# ASSIGNED TASK:
Please give back only the lines below from the one containing "Input: 1 mol" to the one containing "What is the equilibrium state?", each repeated word for word, both ends included.

# INFORMATION:
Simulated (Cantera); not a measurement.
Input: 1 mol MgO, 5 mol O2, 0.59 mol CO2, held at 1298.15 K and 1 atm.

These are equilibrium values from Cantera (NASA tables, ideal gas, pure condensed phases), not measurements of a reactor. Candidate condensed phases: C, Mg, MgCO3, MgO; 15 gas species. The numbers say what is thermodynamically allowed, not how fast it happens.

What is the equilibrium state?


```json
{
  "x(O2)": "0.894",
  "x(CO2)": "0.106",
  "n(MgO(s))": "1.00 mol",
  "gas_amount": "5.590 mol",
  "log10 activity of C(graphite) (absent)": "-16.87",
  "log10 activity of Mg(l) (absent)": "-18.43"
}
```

# RESPONSE:
Input: 1 mol MgO, 5 mol O2, 0.59 mol CO2, held at 1298.15 K and 1 atm.

These are equilibrium values from Cantera (NASA tables, ideal gas, pure condensed phases), not measurements of a reactor. Candidate condensed phases: C, Mg, MgCO3, MgO; 15 gas species. The numbers say what is thermodynamically allowed, not how fast it happens.

What is the equilibrium state?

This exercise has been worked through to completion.